_ _ _

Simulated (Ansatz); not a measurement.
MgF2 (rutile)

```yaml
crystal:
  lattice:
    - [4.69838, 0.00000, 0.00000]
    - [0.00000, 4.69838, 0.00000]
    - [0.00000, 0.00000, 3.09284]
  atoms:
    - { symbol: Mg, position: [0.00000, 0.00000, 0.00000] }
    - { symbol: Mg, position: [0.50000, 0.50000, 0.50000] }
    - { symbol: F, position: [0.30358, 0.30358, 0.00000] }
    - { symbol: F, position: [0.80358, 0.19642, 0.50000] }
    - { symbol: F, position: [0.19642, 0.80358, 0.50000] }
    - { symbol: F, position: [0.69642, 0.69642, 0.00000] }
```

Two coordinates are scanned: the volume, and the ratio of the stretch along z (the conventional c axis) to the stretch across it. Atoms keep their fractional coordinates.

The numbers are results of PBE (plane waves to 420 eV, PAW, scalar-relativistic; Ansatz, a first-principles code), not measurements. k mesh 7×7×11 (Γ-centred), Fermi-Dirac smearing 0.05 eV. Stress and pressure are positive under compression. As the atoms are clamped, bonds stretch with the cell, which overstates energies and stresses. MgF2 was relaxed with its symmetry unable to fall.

_ _ _

— WORK ITEM —
The lines above, from the first through the one containing "Two coordinates are", must be restated word for word, with nothing added.

— WRITTEN RESPONSE —
Simulated (Ansatz); not a measurement.
MgF2 (rutile)

```yaml
crystal:
  lattice:
    - [4.69838, 0.00000, 0.00000]
    - [0.00000, 4.69838, 0.00000]
    - [0.00000, 0.00000, 3.09284]
  atoms:
    - { symbol: Mg, position: [0.00000, 0.00000, 0.00000] }
    - { symbol: Mg, position: [0.50000, 0.50000, 0.50000] }
    - { symbol: F, position: [0.30358, 0.30358, 0.00000] }
    - { symbol: F, position: [0.80358, 0.19642, 0.50000] }
    - { symbol: F, position: [0.19642, 0.80358, 0.50000] }
    - { symbol: F, position: [0.69642, 0.69642, 0.00000] }
```

Two coordinates are scanned: the volume, and the ratio of the stretch along z (the conventional c axis) to the stretch across it. Atoms keep their fractional coordinates.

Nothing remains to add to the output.